* [Required action]
All lines between the start of the listing below and the line containing "Wall time 4.5", inclusive, must be repeated exactly.

* [Record extracts]
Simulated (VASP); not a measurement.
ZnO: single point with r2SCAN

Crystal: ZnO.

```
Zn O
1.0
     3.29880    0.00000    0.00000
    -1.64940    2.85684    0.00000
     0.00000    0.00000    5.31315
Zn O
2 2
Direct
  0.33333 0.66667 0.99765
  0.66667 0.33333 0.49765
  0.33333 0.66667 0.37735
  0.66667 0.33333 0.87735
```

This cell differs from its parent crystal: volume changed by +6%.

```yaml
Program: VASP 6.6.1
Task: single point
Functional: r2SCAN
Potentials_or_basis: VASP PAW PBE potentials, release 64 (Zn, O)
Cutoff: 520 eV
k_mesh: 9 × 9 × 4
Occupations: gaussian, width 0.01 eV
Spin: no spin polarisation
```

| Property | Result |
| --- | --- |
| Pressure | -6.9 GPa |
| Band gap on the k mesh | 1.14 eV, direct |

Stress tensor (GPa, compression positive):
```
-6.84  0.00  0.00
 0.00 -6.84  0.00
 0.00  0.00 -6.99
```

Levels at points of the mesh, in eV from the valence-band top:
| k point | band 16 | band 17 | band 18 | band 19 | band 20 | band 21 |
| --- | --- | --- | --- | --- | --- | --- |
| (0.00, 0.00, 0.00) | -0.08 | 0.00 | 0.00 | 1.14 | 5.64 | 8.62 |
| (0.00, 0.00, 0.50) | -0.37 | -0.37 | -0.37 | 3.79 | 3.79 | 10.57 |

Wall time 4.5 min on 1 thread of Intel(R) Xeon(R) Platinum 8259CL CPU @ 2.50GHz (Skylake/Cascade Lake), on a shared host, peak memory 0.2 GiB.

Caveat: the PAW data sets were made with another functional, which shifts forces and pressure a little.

* [Solution]
Simulated (VASP); not a measurement.
ZnO: single point with r2SCAN

Crystal: ZnO.

```
Zn O
1.0
     3.29880    0.00000    0.00000
    -1.64940    2.85684    0.00000
     0.00000    0.00000    5.31315
Zn O
2 2
Direct
  0.33333 0.66667 0.99765
  0.66667 0.33333 0.49765
  0.33333 0.66667 0.37735
  0.66667 0.33333 0.87735
```

This cell differs from its parent crystal: volume changed by +6%.

```yaml
Program: VASP 6.6.1
Task: single point
Functional: r2SCAN
Potentials_or_basis: VASP PAW PBE potentials, release 64 (Zn, O)
Cutoff: 520 eV
k_mesh: 9 × 9 × 4
Occupations: gaussian, width 0.01 eV
Spin: no spin polarisation
```

| Property | Result |
| --- | --- |
| Pressure | -6.9 GPa |
| Band gap on the k mesh | 1.14 eV, direct |

Stress tensor (GPa, compression positive):
```
-6.84  0.00  0.00
 0.00 -6.84  0.00
 0.00  0.00 -6.99
```

Levels at points of the mesh, in eV from the valence-band top:
| k point | band 16 | band 17 | band 18 | band 19 | band 20 | band 21 |
| --- | --- | --- | --- | --- | --- | --- |
| (0.00, 0.00, 0.00) | -0.08 | 0.00 | 0.00 | 1.14 | 5.64 | 8.62 |
| (0.00, 0.00, 0.50) | -0.37 | -0.37 | -0.37 | 3.79 | 3.79 | 10.57 |

Wall time 4.5 min on 1 thread of Intel(R) Xeon(R) Platinum 8259CL CPU @ 2.50GHz (Skylake/Cascade Lake), on a shared host, peak memory 0.2 GiB.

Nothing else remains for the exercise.